ASSIGNMENT
What you return should match the data exactly, from the first line to the last.

DATA EXTRACT: Begin
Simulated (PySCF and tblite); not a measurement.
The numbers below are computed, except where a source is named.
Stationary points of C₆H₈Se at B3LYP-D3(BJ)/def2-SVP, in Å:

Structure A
DATA EXTRACT: End

WRITTEN REPLY
Simulated (PySCF and tblite); not a measurement.
The numbers below are computed, except where a source is named.
Stationary points of C₆H₈Se at B3LYP-D3(BJ)/def2-SVP, in Å:

Structure A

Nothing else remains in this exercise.